## Required action
The lines from the start of the records through the one containing "Wall time 2.5" are to be transcribed exactly, and nothing else.

## Supplied data
────────────────────────────────────────

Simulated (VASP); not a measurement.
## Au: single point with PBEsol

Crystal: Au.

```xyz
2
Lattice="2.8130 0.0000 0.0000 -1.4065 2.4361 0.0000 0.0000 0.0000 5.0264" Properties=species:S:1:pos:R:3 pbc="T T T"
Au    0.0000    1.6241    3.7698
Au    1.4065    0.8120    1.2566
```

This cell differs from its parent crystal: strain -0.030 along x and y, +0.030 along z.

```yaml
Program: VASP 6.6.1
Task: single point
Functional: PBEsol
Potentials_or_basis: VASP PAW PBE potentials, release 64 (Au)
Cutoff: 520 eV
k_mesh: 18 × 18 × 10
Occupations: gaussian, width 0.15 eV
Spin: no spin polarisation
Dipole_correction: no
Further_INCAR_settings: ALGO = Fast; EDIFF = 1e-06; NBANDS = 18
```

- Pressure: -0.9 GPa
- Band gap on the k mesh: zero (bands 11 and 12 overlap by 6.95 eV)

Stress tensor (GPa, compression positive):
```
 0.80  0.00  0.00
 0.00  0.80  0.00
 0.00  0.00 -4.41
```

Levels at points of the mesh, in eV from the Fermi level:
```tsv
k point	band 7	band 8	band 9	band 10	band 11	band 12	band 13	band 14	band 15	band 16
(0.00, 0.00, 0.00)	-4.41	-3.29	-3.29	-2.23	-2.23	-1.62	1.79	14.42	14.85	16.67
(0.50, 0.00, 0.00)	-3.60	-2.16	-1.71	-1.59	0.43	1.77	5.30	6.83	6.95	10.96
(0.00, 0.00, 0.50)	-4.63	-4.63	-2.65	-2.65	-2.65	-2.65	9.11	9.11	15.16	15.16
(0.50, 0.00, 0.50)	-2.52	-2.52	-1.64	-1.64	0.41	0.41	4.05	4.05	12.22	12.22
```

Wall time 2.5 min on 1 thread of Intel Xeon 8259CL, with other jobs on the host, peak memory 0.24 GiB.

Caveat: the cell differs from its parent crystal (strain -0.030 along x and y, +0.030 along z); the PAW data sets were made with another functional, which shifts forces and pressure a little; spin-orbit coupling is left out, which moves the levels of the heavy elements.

────────────────────────────────────────

## Answer box
Simulated (VASP); not a measurement.
## Au: single point with PBEsol

Crystal: Au.

```xyz
2
Lattice="2.8130 0.0000 0.0000 -1.4065 2.4361 0.0000 0.0000 0.0000 5.0264" Properties=species:S:1:pos:R:3 pbc="T T T"
Au    0.0000    1.6241    3.7698
Au    1.4065    0.8120    1.2566
```

This cell differs from its parent crystal: strain -0.030 along x and y, +0.030 along z.

```yaml
Program: VASP 6.6.1
Task: single point
Functional: PBEsol
Potentials_or_basis: VASP PAW PBE potentials, release 64 (Au)
Cutoff: 520 eV
k_mesh: 18 × 18 × 10
Occupations: gaussian, width 0.15 eV
Spin: no spin polarisation
Dipole_correction: no
Further_INCAR_settings: ALGO = Fast; EDIFF = 1e-06; NBANDS = 18
```

- Pressure: -0.9 GPa
- Band gap on the k mesh: zero (bands 11 and 12 overlap by 6.95 eV)

Stress tensor (GPa, compression positive):
```
 0.80  0.00  0.00
 0.00  0.80  0.00
 0.00  0.00 -4.41
```

Levels at points of the mesh, in eV from the Fermi level:
```tsv
k point	band 7	band 8	band 9	band 10	band 11	band 12	band 13	band 14	band 15	band 16
(0.00, 0.00, 0.00)	-4.41	-3.29	-3.29	-2.23	-2.23	-1.62	1.79	14.42	14.85	16.67
(0.50, 0.00, 0.00)	-3.60	-2.16	-1.71	-1.59	0.43	1.77	5.30	6.83	6.95	10.96
(0.00, 0.00, 0.50)	-4.63	-4.63	-2.65	-2.65	-2.65	-2.65	9.11	9.11	15.16	15.16
(0.50, 0.00, 0.50)	-2.52	-2.52	-1.64	-1.64	0.41	0.41	4.05	4.05	12.22	12.22
```

Wall time 2.5 min on 1 thread of Intel Xeon 8259CL, with other jobs on the host, peak memory 0.24 GiB.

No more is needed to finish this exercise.